### GIVEN INFORMATION
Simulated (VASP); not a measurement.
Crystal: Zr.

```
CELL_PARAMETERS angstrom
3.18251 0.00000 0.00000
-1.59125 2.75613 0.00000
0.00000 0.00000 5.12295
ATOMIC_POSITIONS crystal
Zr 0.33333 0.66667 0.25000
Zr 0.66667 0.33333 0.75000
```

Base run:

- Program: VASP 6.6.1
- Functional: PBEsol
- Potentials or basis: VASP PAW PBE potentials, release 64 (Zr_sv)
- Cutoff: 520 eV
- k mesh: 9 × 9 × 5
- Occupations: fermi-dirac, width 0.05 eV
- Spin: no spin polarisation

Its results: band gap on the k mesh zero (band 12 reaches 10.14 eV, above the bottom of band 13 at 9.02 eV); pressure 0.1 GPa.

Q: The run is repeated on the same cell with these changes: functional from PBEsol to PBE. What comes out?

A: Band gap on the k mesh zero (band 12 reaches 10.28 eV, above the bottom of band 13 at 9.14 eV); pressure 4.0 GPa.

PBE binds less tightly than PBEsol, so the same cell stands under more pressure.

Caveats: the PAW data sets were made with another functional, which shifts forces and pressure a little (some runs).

### ACTION ITEM
Repeat, exactly as they stand above, the lines from the line with "A: Band gap" to the line with "PBE binds less", both lines included.

### WRITTEN SOLUTION
A: Band gap on the k mesh zero (band 12 reaches 10.28 eV, above the bottom of band 13 at 9.14 eV); pressure 4.0 GPa.

PBE binds less tightly than PBEsol, so the same cell stands under more pressure.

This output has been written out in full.